**ACTION ITEM**
Lines from the top of the listing down to the one with "Dipole correction: no", inclusive, are to be copied exactly.

SUPPLIED MATERIAL: Begin
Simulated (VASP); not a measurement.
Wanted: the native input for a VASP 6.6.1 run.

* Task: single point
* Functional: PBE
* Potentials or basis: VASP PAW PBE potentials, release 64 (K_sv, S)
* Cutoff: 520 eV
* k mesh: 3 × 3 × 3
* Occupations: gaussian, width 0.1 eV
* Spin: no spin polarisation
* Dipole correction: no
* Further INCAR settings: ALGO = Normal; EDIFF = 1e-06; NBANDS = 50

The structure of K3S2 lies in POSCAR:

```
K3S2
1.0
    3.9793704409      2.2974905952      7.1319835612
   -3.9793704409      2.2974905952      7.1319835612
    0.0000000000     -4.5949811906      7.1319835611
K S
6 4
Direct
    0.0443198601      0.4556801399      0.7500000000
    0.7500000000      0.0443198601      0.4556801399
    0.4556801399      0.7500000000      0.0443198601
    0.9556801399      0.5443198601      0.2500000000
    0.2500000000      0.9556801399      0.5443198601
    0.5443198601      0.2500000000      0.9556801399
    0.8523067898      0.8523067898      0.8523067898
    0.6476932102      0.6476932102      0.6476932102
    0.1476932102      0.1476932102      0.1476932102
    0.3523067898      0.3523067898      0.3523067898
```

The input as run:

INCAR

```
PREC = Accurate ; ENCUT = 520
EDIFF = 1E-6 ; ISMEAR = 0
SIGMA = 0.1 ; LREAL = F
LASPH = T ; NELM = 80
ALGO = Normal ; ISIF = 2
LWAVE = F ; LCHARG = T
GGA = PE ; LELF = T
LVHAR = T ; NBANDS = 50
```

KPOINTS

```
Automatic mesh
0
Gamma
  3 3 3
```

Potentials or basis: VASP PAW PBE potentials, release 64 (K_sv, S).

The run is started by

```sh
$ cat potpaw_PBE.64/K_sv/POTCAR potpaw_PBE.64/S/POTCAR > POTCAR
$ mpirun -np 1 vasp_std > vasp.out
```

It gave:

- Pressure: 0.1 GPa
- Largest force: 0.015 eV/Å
SUPPLIED MATERIAL: End

**EXERCISE OUTPUT**
Simulated (VASP); not a measurement.
Wanted: the native input for a VASP 6.6.1 run.

* Task: single point
* Functional: PBE
* Potentials or basis: VASP PAW PBE potentials, release 64 (K_sv, S)
* Cutoff: 520 eV
* k mesh: 3 × 3 × 3
* Occupations: gaussian, width 0.1 eV
* Spin: no spin polarisation
* Dipole correction: no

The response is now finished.